> Dataset content
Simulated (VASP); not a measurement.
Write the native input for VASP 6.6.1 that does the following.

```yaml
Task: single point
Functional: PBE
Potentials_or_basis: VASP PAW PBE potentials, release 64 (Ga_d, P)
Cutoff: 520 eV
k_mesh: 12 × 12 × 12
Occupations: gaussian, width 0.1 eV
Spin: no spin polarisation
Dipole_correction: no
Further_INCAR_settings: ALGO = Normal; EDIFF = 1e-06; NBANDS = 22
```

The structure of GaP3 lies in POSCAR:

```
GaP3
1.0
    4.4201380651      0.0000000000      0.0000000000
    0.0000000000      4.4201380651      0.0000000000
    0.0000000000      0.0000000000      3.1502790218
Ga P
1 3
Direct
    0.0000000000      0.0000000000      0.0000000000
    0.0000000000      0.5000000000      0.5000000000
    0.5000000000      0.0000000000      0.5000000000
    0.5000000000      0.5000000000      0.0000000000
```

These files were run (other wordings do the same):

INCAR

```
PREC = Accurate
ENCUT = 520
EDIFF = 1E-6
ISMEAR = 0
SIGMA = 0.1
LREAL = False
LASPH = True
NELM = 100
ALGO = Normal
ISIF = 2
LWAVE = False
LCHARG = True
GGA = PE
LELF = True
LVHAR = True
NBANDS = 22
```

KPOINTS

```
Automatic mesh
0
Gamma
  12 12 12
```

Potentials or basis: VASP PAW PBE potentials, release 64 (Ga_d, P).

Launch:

> Assigned task
I would like the records restated exactly, with every line intact.

> Exercise answer
Simulated (VASP); not a measurement.
Write the native input for VASP 6.6.1 that does the following.

```yaml
Task: single point
Functional: PBE
Potentials_or_basis: VASP PAW PBE potentials, release 64 (Ga_d, P)
Cutoff: 520 eV
k_mesh: 12 × 12 × 12
Occupations: gaussian, width 0.1 eV
Spin: no spin polarisation
Dipole_correction: no
Further_INCAR_settings: ALGO = Normal; EDIFF = 1e-06; NBANDS = 22
```

The structure of GaP3 lies in POSCAR:

```
GaP3
1.0
    4.4201380651      0.0000000000      0.0000000000
    0.0000000000      4.4201380651      0.0000000000
    0.0000000000      0.0000000000      3.1502790218
Ga P
1 3
Direct
    0.0000000000      0.0000000000      0.0000000000
    0.0000000000      0.5000000000      0.5000000000
    0.5000000000      0.0000000000      0.5000000000
    0.5000000000      0.5000000000      0.0000000000
```

These files were run (other wordings do the same):

INCAR

```
PREC = Accurate
ENCUT = 520
EDIFF = 1E-6
ISMEAR = 0
SIGMA = 0.1
LREAL = False
LASPH = True
NELM = 100
ALGO = Normal
ISIF = 2
LWAVE = False
LCHARG = True
GGA = PE
LELF = True
LVHAR = True
NBANDS = 22
```

KPOINTS

```
Automatic mesh
0
Gamma
  12 12 12
```

Potentials or basis: VASP PAW PBE potentials, release 64 (Ga_d, P).

Launch:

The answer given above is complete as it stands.